Of the lines in the data below, write out exactly those from the one holding "Ansatz 0.2.0 |" through the one holding "Pressure (GPa): 0.1.", both included.

────

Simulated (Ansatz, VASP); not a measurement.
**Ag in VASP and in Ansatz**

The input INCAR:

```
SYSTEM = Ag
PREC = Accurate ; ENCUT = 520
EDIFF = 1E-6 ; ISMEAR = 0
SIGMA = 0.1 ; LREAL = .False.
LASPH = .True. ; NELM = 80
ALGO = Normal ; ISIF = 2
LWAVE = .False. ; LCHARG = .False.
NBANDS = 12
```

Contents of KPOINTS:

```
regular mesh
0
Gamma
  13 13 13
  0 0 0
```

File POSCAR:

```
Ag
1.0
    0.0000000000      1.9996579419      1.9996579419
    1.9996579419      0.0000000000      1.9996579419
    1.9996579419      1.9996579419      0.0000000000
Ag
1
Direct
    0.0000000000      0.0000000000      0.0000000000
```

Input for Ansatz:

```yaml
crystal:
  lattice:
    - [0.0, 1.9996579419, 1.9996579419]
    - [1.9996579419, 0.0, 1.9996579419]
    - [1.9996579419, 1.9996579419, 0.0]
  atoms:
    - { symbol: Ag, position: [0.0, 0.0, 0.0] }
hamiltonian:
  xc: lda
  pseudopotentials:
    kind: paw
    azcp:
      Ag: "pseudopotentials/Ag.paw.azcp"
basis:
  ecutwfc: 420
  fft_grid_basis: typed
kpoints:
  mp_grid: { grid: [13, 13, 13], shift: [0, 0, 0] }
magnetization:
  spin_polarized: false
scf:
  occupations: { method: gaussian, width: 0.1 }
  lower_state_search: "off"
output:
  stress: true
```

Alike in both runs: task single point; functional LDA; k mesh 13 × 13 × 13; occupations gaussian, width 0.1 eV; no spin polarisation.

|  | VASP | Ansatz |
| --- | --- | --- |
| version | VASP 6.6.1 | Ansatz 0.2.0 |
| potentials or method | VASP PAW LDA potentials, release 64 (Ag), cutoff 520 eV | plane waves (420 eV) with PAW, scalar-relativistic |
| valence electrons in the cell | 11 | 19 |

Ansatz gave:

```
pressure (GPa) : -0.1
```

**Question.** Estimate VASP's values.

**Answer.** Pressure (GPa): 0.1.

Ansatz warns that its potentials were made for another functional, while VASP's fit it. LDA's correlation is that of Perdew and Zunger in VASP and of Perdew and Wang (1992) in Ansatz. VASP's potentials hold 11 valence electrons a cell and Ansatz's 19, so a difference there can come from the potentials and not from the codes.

────

Problem solution:
| version | VASP 6.6.1 | Ansatz 0.2.0 |
| potentials or method | VASP PAW LDA potentials, release 64 (Ag), cutoff 520 eV | plane waves (420 eV) with PAW, scalar-relativistic |
| valence electrons in the cell | 11 | 19 |

Ansatz gave:

```
pressure (GPa) : -0.1
```

**Question.** Estimate VASP's values.

**Answer.** Pressure (GPa): 0.1.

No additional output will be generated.